▶ _WORK ITEM_
Start at the top line and retype the data exactly through to the end.

▼

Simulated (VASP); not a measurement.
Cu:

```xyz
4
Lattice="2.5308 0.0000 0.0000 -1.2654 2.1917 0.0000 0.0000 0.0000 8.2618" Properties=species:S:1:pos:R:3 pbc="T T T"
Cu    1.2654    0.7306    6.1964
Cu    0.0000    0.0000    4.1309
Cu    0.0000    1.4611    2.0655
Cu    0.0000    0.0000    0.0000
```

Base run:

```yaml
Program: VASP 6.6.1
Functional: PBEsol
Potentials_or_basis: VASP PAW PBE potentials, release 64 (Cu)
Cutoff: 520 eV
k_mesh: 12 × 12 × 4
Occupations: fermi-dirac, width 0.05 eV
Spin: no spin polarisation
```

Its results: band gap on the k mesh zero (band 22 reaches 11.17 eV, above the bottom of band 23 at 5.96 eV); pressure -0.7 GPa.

▲

▶ _TASK RESPONSE_
Simulated (VASP); not a measurement.
Cu:

```xyz
4
Lattice="2.5308 0.0000 0.0000 -1.2654 2.1917 0.0000 0.0000 0.0000 8.2618" Properties=species:S:1:pos:R:3 pbc="T T T"
Cu    1.2654    0.7306    6.1964
Cu    0.0000    0.0000    4.1309
Cu    0.0000    1.4611    2.0655
Cu    0.0000    0.0000    0.0000
```

Base run:

```yaml
Program: VASP 6.6.1
Functional: PBEsol
Potentials_or_basis: VASP PAW PBE potentials, release 64 (Cu)
Cutoff: 520 eV
k_mesh: 12 × 12 × 4
Occupations: fermi-dirac, width 0.05 eV
Spin: no spin polarisation
```

Its results: band gap on the k mesh zero (band 22 reaches 11.17 eV, above the bottom of band 23 at 5.96 eV); pressure -0.7 GPa.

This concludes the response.